=== EXTRACTED DATA ===
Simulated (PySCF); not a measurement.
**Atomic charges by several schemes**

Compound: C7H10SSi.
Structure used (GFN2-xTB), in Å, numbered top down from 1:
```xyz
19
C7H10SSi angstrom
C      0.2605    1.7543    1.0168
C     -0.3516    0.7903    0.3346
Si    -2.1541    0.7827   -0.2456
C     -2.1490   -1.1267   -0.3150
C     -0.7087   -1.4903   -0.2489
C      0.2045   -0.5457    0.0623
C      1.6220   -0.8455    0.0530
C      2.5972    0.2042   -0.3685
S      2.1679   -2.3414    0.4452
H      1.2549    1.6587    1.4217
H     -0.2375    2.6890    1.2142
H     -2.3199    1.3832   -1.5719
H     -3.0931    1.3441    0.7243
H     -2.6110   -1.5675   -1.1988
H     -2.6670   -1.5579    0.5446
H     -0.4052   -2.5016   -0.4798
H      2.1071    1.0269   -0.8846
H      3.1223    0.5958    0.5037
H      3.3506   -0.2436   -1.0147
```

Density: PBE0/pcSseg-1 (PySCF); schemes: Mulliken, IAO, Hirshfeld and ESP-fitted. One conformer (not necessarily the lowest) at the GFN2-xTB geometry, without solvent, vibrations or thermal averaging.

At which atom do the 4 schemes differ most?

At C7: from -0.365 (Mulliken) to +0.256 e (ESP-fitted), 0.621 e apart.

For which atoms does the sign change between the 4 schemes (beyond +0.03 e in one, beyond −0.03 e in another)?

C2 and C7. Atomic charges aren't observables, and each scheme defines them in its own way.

=== ACTIVITY ===
An exact copy of all the records above is needed.

=== REPLY ===
Simulated (PySCF); not a measurement.
**Atomic charges by several schemes**

Compound: C7H10SSi.
Structure used (GFN2-xTB), in Å, numbered top down from 1:
```xyz
19
C7H10SSi angstrom
C      0.2605    1.7543    1.0168
C     -0.3516    0.7903    0.3346
Si    -2.1541    0.7827   -0.2456
C     -2.1490   -1.1267   -0.3150
C     -0.7087   -1.4903   -0.2489
C      0.2045   -0.5457    0.0623
C      1.6220   -0.8455    0.0530
C      2.5972    0.2042   -0.3685
S      2.1679   -2.3414    0.4452
H      1.2549    1.6587    1.4217
H     -0.2375    2.6890    1.2142
H     -2.3199    1.3832   -1.5719
H     -3.0931    1.3441    0.7243
H     -2.6110   -1.5675   -1.1988
H     -2.6670   -1.5579    0.5446
H     -0.4052   -2.5016   -0.4798
H      2.1071    1.0269   -0.8846
H      3.1223    0.5958    0.5037
H      3.3506   -0.2436   -1.0147
```

Density: PBE0/pcSseg-1 (PySCF); schemes: Mulliken, IAO, Hirshfeld and ESP-fitted. One conformer (not necessarily the lowest) at the GFN2-xTB geometry, without solvent, vibrations or thermal averaging.

At which atom do the 4 schemes differ most?

At C7: from -0.365 (Mulliken) to +0.256 e (ESP-fitted), 0.621 e apart.

For which atoms does the sign change between the 4 schemes (beyond +0.03 e in one, beyond −0.03 e in another)?

C2 and C7. Atomic charges aren't observables, and each scheme defines them in its own way.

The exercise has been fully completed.